Word for word, transcribe the data below.

START DATA FOR REVIEW

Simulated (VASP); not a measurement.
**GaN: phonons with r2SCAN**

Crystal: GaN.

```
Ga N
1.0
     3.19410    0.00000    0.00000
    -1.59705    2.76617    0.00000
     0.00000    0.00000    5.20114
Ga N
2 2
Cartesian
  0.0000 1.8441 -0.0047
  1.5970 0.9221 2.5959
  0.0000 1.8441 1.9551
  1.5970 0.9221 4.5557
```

END DATA FOR REVIEW

# [EXERCISE OUTPUT]
Simulated (VASP); not a measurement.
**GaN: phonons with r2SCAN**

Crystal: GaN.

```
Ga N
1.0
     3.19410    0.00000    0.00000
    -1.59705    2.76617    0.00000
     0.00000    0.00000    5.20114
Ga N
2 2
Cartesian
  0.0000 1.8441 -0.0047
  1.5970 0.9221 2.5959
  0.0000 1.8441 1.9551
  1.5970 0.9221 4.5557
```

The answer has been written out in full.